(Extracted information Opens)
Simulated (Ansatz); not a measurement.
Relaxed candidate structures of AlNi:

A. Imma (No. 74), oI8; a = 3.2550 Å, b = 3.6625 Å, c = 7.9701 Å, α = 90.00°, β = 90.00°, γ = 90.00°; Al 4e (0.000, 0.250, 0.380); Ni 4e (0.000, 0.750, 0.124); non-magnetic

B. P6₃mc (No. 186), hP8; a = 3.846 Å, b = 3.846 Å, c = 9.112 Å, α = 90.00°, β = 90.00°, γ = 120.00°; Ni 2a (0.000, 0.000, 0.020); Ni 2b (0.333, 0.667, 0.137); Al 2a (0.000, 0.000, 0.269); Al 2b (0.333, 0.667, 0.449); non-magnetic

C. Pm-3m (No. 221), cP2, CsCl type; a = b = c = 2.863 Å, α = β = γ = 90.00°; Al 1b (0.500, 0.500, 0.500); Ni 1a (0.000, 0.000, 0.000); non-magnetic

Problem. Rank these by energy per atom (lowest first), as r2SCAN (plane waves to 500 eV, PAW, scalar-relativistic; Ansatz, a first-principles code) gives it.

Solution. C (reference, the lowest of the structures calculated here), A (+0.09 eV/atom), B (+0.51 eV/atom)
(Extracted information Closes)

> Assigned task:
A verbatim transcription is required: the first line of the listing, the line containing "B. P6₃mc (No.", and every line between them.

> Response box:
Simulated (Ansatz); not a measurement.
Relaxed candidate structures of AlNi:

A. Imma (No. 74), oI8; a = 3.2550 Å, b = 3.6625 Å, c = 7.9701 Å, α = 90.00°, β = 90.00°, γ = 90.00°; Al 4e (0.000, 0.250, 0.380); Ni 4e (0.000, 0.750, 0.124); non-magnetic

B. P6₃mc (No. 186), hP8; a = 3.846 Å, b = 3.846 Å, c = 9.112 Å, α = 90.00°, β = 90.00°, γ = 120.00°; Ni 2a (0.000, 0.000, 0.020); Ni 2b (0.333, 0.667, 0.137); Al 2a (0.000, 0.000, 0.269); Al 2b (0.333, 0.667, 0.449); non-magnetic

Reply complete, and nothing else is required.